▸ WORK ITEM
Word for word, reproduce the data that follows.

▸ EXTRACTED RECORDS
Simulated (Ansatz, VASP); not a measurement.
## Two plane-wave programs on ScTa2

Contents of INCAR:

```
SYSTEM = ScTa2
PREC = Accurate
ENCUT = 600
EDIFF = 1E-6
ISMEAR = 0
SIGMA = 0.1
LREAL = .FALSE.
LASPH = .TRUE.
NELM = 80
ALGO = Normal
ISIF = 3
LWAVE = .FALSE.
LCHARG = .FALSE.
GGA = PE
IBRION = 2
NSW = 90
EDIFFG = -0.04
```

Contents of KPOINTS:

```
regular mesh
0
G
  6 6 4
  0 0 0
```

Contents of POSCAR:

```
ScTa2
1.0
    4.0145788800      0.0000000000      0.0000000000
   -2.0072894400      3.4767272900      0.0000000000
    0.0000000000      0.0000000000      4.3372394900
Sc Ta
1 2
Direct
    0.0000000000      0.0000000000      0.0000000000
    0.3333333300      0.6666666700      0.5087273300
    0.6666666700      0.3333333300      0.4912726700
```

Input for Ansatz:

▸ RESULT
Simulated (Ansatz, VASP); not a measurement.
## Two plane-wave programs on ScTa2

Contents of INCAR:

```
SYSTEM = ScTa2
PREC = Accurate
ENCUT = 600
EDIFF = 1E-6
ISMEAR = 0
SIGMA = 0.1
LREAL = .FALSE.
LASPH = .TRUE.
NELM = 80
ALGO = Normal
ISIF = 3
LWAVE = .FALSE.
LCHARG = .FALSE.
GGA = PE
IBRION = 2
NSW = 90
EDIFFG = -0.04
```

Contents of KPOINTS:

```
regular mesh
0
G
  6 6 4
  0 0 0
```

Contents of POSCAR:

```
ScTa2
1.0
    4.0145788800      0.0000000000      0.0000000000
   -2.0072894400      3.4767272900      0.0000000000
    0.0000000000      0.0000000000      4.3372394900
Sc Ta
1 2
Direct
    0.0000000000      0.0000000000      0.0000000000
    0.3333333300      0.6666666700      0.5087273300
    0.6666666700      0.3333333300      0.4912726700
```

Input for Ansatz:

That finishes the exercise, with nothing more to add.